===
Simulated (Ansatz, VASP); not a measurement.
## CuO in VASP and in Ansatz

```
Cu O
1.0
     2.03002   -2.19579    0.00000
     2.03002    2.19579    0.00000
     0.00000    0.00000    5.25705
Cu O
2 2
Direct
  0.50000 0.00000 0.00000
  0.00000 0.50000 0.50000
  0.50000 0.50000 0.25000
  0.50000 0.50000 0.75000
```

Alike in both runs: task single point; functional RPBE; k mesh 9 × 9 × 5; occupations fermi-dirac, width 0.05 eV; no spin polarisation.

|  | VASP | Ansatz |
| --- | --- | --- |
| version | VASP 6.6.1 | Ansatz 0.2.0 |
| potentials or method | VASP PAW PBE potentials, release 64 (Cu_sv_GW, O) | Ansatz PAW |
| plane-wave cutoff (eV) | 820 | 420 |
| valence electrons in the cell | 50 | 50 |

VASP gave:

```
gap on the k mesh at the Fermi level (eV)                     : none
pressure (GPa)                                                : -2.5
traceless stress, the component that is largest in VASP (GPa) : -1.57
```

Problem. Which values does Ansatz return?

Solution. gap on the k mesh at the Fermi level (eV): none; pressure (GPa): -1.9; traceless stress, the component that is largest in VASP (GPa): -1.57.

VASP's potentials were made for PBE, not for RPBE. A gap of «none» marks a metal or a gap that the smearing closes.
===

What is needed is every line from the beginning of the data up to and including the line with "Ansatz 0.2.0 |", given again word for word.

Simulated (Ansatz, VASP); not a measurement.
## CuO in VASP and in Ansatz

```
Cu O
1.0
     2.03002   -2.19579    0.00000
     2.03002    2.19579    0.00000
     0.00000    0.00000    5.25705
Cu O
2 2
Direct
  0.50000 0.00000 0.00000
  0.00000 0.50000 0.50000
  0.50000 0.50000 0.25000
  0.50000 0.50000 0.75000
```

Alike in both runs: task single point; functional RPBE; k mesh 9 × 9 × 5; occupations fermi-dirac, width 0.05 eV; no spin polarisation.

|  | VASP | Ansatz |
| --- | --- | --- |
| version | VASP 6.6.1 | Ansatz 0.2.0 |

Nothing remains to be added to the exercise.